ACTION ITEM: Records appear below. Give all of them again, exactly.

PROVIDED MATERIAL:
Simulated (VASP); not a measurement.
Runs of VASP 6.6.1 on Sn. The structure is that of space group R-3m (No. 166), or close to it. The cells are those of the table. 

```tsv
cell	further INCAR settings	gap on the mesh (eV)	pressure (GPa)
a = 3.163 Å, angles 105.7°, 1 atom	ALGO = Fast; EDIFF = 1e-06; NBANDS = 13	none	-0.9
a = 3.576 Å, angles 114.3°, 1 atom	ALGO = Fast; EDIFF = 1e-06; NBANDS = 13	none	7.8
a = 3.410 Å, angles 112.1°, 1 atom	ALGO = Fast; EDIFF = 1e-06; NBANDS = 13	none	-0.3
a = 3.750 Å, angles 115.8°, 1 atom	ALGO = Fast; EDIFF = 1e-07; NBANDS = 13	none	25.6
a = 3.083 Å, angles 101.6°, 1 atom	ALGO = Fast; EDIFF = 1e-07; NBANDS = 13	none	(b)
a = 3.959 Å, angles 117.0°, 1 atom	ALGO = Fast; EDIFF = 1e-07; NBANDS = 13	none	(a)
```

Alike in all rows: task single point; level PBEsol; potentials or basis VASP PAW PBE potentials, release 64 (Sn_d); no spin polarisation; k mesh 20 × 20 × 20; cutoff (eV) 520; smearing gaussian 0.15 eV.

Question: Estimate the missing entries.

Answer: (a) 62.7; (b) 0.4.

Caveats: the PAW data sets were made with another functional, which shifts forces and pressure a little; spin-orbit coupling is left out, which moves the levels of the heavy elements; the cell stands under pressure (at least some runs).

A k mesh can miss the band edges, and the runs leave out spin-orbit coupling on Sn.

YOUR SOLUTION:
Simulated (VASP); not a measurement.
Runs of VASP 6.6.1 on Sn. The structure is that of space group R-3m (No. 166), or close to it. The cells are those of the table. 

```tsv
cell	further INCAR settings	gap on the mesh (eV)	pressure (GPa)
a = 3.163 Å, angles 105.7°, 1 atom	ALGO = Fast; EDIFF = 1e-06; NBANDS = 13	none	-0.9
a = 3.576 Å, angles 114.3°, 1 atom	ALGO = Fast; EDIFF = 1e-06; NBANDS = 13	none	7.8
a = 3.410 Å, angles 112.1°, 1 atom	ALGO = Fast; EDIFF = 1e-06; NBANDS = 13	none	-0.3
a = 3.750 Å, angles 115.8°, 1 atom	ALGO = Fast; EDIFF = 1e-07; NBANDS = 13	none	25.6
a = 3.083 Å, angles 101.6°, 1 atom	ALGO = Fast; EDIFF = 1e-07; NBANDS = 13	none	(b)
a = 3.959 Å, angles 117.0°, 1 atom	ALGO = Fast; EDIFF = 1e-07; NBANDS = 13	none	(a)
```

Alike in all rows: task single point; level PBEsol; potentials or basis VASP PAW PBE potentials, release 64 (Sn_d); no spin polarisation; k mesh 20 × 20 × 20; cutoff (eV) 520; smearing gaussian 0.15 eV.

Question: Estimate the missing entries.

Answer: (a) 62.7; (b) 0.4.

Caveats: the PAW data sets were made with another functional, which shifts forces and pressure a little; spin-orbit coupling is left out, which moves the levels of the heavy elements; the cell stands under pressure (at least some runs).

A k mesh can miss the band edges, and the runs leave out spin-orbit coupling on Sn.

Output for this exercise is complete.